• **Activity**
The records that follow are to be transcribed word for word.

—————

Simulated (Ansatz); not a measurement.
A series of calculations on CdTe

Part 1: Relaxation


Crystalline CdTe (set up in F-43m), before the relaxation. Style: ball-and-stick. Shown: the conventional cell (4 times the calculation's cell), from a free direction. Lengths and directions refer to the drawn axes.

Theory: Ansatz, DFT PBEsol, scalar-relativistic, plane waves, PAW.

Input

—————

• **Reply**
Simulated (Ansatz); not a measurement.
A series of calculations on CdTe

Part 1: Relaxation


Crystalline CdTe (set up in F-43m), before the relaxation. Style: ball-and-stick. Shown: the conventional cell (4 times the calculation's cell), from a free direction. Lengths and directions refer to the drawn axes.

Theory: Ansatz, DFT PBEsol, scalar-relativistic, plane waves, PAW.

Input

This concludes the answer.